**Activity**. In the listing below, the lines from the first through the one with "Computed with GFN2-xTB" are to be copied word for word.

**Supplied data**.
========================================================================
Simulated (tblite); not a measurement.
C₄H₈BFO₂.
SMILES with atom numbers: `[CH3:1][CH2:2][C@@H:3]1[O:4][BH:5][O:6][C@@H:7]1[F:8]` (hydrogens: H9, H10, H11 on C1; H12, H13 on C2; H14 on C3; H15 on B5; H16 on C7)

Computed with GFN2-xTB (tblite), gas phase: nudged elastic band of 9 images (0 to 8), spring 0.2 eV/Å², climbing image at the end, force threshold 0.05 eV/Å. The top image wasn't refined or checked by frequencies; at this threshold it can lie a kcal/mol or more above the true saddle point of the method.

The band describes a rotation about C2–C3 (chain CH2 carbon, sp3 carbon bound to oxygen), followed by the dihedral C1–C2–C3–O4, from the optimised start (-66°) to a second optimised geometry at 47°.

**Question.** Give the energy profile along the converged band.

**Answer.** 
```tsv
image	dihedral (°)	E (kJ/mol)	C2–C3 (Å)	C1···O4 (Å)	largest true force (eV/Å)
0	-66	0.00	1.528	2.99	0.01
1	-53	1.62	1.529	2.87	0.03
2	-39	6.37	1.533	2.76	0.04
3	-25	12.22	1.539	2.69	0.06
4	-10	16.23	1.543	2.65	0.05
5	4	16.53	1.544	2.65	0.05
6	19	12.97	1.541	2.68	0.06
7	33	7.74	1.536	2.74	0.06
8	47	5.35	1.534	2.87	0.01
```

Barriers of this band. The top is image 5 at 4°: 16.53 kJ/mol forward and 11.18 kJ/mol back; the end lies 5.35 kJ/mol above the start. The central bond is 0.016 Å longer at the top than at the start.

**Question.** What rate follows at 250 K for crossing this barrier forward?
========================================================================

**Exercise solution**.
Simulated (tblite); not a measurement.
C₄H₈BFO₂.
SMILES with atom numbers: `[CH3:1][CH2:2][C@@H:3]1[O:4][BH:5][O:6][C@@H:7]1[F:8]` (hydrogens: H9, H10, H11 on C1; H12, H13 on C2; H14 on C3; H15 on B5; H16 on C7)

Computed with GFN2-xTB (tblite), gas phase: nudged elastic band of 9 images (0 to 8), spring 0.2 eV/Å², climbing image at the end, force threshold 0.05 eV/Å. The top image wasn't refined or checked by frequencies; at this threshold it can lie a kcal/mol or more above the true saddle point of the method.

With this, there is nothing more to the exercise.